□ □ □

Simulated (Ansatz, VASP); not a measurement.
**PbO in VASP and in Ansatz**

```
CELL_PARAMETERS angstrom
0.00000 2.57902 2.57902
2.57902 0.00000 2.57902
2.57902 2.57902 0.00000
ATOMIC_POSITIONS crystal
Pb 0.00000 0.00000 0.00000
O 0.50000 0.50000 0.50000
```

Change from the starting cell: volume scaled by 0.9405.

□ □ □

» **Action item**
The output is every entry, printed exactly as it reads.

» **Response area**
Simulated (Ansatz, VASP); not a measurement.
**PbO in VASP and in Ansatz**

```
CELL_PARAMETERS angstrom
0.00000 2.57902 2.57902
2.57902 0.00000 2.57902
2.57902 2.57902 0.00000
ATOMIC_POSITIONS crystal
Pb 0.00000 0.00000 0.00000
O 0.50000 0.50000 0.50000
```

Change from the starting cell: volume scaled by 0.9405.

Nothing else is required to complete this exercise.